ASSIGNMENT:
Reproduce all records verbatim.

EXCERPTED DATA:
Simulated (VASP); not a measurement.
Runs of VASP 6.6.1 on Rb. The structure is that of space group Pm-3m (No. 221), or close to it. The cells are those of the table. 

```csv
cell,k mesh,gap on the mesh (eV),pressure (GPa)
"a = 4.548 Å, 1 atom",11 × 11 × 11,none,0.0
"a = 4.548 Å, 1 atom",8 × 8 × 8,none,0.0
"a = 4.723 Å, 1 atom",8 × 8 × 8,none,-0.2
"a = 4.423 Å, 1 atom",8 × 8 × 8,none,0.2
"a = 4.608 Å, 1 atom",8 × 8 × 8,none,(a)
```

YOUR SOLUTION:
Simulated (VASP); not a measurement.
Runs of VASP 6.6.1 on Rb. The structure is that of space group Pm-3m (No. 221), or close to it. The cells are those of the table. 

```csv
cell,k mesh,gap on the mesh (eV),pressure (GPa)
"a = 4.548 Å, 1 atom",11 × 11 × 11,none,0.0
"a = 4.548 Å, 1 atom",8 × 8 × 8,none,0.0
"a = 4.723 Å, 1 atom",8 × 8 × 8,none,-0.2
"a = 4.423 Å, 1 atom",8 × 8 × 8,none,0.2
"a = 4.608 Å, 1 atom",8 × 8 × 8,none,(a)
```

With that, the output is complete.